BRIEF » Please restate verbatim the lines that open the listing below, ending with the line in which "Chosen: 5 ×" occurs.

══ EXTRACTED DATA
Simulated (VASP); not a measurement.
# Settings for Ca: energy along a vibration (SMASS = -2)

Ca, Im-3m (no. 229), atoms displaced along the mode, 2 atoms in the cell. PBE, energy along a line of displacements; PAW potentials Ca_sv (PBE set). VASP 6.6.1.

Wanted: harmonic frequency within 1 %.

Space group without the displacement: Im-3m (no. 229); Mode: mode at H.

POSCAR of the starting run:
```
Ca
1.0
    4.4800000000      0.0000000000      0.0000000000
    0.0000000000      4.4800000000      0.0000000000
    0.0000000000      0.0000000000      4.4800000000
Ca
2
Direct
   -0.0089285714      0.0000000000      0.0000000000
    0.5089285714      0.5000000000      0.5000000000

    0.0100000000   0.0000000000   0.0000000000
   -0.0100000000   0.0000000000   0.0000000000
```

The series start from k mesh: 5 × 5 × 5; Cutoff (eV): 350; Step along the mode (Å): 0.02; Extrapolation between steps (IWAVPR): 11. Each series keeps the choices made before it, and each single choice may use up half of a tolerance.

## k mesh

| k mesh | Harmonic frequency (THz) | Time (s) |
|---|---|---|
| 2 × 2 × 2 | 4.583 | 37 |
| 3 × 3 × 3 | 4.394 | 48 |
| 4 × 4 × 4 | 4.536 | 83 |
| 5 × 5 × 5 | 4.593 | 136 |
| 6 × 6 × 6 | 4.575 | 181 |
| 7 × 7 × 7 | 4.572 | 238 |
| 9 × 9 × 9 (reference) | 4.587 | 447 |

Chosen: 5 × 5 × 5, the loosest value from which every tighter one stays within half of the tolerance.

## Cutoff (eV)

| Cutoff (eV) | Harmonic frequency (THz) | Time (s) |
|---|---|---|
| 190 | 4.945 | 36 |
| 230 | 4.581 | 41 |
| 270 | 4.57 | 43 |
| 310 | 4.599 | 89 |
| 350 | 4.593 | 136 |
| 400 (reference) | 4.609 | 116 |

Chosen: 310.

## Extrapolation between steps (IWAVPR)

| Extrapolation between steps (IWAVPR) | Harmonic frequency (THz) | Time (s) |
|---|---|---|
════

RESPONSE »
Simulated (VASP); not a measurement.
# Settings for Ca: energy along a vibration (SMASS = -2)

Ca, Im-3m (no. 229), atoms displaced along the mode, 2 atoms in the cell. PBE, energy along a line of displacements; PAW potentials Ca_sv (PBE set). VASP 6.6.1.

Wanted: harmonic frequency within 1 %.

Space group without the displacement: Im-3m (no. 229); Mode: mode at H.

POSCAR of the starting run:
```
Ca
1.0
    4.4800000000      0.0000000000      0.0000000000
    0.0000000000      4.4800000000      0.0000000000
    0.0000000000      0.0000000000      4.4800000000
Ca
2
Direct
   -0.0089285714      0.0000000000      0.0000000000
    0.5089285714      0.5000000000      0.5000000000

    0.0100000000   0.0000000000   0.0000000000
   -0.0100000000   0.0000000000   0.0000000000
```

The series start from k mesh: 5 × 5 × 5; Cutoff (eV): 350; Step along the mode (Å): 0.02; Extrapolation between steps (IWAVPR): 11. Each series keeps the choices made before it, and each single choice may use up half of a tolerance.

## k mesh

| k mesh | Harmonic frequency (THz) | Time (s) |
|---|---|---|
| 2 × 2 × 2 | 4.583 | 37 |
| 3 × 3 × 3 | 4.394 | 48 |
| 4 × 4 × 4 | 4.536 | 83 |
| 5 × 5 × 5 | 4.593 | 136 |
| 6 × 6 × 6 | 4.575 | 181 |
| 7 × 7 × 7 | 4.572 | 238 |
| 9 × 9 × 9 (reference) | 4.587 | 447 |

Chosen: 5 × 5 × 5, the loosest value from which every tighter one stays within half of the tolerance.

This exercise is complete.